§ Task item
Search the listing below for the line containing "(1) Within 0.7". From there through the line containing "(2) The largest", transcribe every line exactly, both ends included.

§ Record extracts
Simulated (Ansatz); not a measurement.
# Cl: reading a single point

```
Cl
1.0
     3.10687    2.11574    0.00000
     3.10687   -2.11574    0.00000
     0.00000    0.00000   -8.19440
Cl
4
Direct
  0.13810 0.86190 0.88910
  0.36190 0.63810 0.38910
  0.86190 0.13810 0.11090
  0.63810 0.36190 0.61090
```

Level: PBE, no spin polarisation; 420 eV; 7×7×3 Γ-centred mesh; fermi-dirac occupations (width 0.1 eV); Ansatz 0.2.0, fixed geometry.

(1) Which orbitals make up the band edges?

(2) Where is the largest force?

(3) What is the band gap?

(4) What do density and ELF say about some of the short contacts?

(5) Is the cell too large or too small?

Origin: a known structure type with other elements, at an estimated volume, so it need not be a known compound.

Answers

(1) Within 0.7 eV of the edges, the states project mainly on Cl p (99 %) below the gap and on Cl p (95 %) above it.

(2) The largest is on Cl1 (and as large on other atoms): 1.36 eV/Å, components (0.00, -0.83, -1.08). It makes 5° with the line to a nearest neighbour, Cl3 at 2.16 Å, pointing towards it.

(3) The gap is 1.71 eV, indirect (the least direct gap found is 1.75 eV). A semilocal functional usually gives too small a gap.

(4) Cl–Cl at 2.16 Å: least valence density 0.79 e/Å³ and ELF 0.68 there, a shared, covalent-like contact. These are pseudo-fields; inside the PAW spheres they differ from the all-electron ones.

§ Written answer
(1) Within 0.7 eV of the edges, the states project mainly on Cl p (99 %) below the gap and on Cl p (95 %) above it.

(2) The largest is on Cl1 (and as large on other atoms): 1.36 eV/Å, components (0.00, -0.83, -1.08). It makes 5° with the line to a nearest neighbour, Cl3 at 2.16 Å, pointing towards it.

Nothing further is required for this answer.